*Assigned task*
The records must be returned word for word.

*Data records*
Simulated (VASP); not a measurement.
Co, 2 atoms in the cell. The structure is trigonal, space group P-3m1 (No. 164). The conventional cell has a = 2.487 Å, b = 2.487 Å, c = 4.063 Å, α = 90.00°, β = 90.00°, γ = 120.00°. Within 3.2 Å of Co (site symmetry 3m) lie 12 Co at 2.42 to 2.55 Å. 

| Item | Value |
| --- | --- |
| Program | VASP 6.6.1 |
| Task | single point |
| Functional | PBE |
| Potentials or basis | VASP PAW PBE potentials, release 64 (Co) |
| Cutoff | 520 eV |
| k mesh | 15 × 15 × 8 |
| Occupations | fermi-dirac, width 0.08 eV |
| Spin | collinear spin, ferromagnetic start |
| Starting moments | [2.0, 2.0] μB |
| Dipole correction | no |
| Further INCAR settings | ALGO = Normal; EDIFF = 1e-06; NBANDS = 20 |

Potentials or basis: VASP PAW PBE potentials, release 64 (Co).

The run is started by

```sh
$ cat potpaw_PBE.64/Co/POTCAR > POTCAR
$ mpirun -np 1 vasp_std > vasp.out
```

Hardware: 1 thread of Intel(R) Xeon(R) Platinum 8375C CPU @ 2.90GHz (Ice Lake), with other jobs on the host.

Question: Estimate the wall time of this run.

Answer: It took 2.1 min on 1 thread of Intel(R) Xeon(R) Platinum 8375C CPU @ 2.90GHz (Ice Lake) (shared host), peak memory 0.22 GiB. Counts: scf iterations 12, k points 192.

*Written solution*
Simulated (VASP); not a measurement.
Co, 2 atoms in the cell. The structure is trigonal, space group P-3m1 (No. 164). The conventional cell has a = 2.487 Å, b = 2.487 Å, c = 4.063 Å, α = 90.00°, β = 90.00°, γ = 120.00°. Within 3.2 Å of Co (site symmetry 3m) lie 12 Co at 2.42 to 2.55 Å. 

| Item | Value |
| --- | --- |
| Program | VASP 6.6.1 |
| Task | single point |
| Functional | PBE |
| Potentials or basis | VASP PAW PBE potentials, release 64 (Co) |
| Cutoff | 520 eV |
| k mesh | 15 × 15 × 8 |
| Occupations | fermi-dirac, width 0.08 eV |
| Spin | collinear spin, ferromagnetic start |
| Starting moments | [2.0, 2.0] μB |
| Dipole correction | no |
| Further INCAR settings | ALGO = Normal; EDIFF = 1e-06; NBANDS = 20 |

Potentials or basis: VASP PAW PBE potentials, release 64 (Co).

The run is started by

```sh
$ cat potpaw_PBE.64/Co/POTCAR > POTCAR
$ mpirun -np 1 vasp_std > vasp.out
```

Hardware: 1 thread of Intel(R) Xeon(R) Platinum 8375C CPU @ 2.90GHz (Ice Lake), with other jobs on the host.

Question: Estimate the wall time of this run.

Answer: It took 2.1 min on 1 thread of Intel(R) Xeon(R) Platinum 8375C CPU @ 2.90GHz (Ice Lake) (shared host), peak memory 0.22 GiB. Counts: scf iterations 12, k points 192.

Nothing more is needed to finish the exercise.